[[ Excerpted records, beginning ]]

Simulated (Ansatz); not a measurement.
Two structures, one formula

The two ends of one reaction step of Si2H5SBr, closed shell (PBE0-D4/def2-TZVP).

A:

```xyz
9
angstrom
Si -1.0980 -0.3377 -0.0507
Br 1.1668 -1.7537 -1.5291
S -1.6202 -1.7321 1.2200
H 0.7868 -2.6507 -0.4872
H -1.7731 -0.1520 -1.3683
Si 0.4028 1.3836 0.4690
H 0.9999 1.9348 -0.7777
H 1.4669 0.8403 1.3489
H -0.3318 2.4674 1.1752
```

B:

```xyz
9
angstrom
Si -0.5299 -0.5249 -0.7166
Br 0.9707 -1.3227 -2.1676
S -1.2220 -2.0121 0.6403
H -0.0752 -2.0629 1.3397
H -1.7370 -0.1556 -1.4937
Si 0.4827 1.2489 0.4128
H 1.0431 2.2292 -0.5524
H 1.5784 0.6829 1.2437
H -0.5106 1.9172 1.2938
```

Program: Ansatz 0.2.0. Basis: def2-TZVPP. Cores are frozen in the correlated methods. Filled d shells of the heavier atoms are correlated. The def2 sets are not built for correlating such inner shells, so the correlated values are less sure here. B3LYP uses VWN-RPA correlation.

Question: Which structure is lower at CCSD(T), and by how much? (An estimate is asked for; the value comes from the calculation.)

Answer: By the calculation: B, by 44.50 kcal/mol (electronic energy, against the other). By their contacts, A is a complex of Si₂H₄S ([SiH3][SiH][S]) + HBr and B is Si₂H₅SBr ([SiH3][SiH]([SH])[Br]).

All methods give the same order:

[[ Excerpted records, end ]]

* Work request: Restate word for word the entries above from the line with "Program: Ansatz 0.2.0." through the line with "Answer: By the", inclusive, leaving out everything else.

* Task response:
Program: Ansatz 0.2.0. Basis: def2-TZVPP. Cores are frozen in the correlated methods. Filled d shells of the heavier atoms are correlated. The def2 sets are not built for correlating such inner shells, so the correlated values are less sure here. B3LYP uses VWN-RPA correlation.

Question: Which structure is lower at CCSD(T), and by how much? (An estimate is asked for; the value comes from the calculation.)

Answer: By the calculation: B, by 44.50 kcal/mol (electronic energy, against the other). By their contacts, A is a complex of Si₂H₄S ([SiH3][SiH][S]) + HBr and B is Si₂H₅SBr ([SiH3][SiH]([SH])[Br]).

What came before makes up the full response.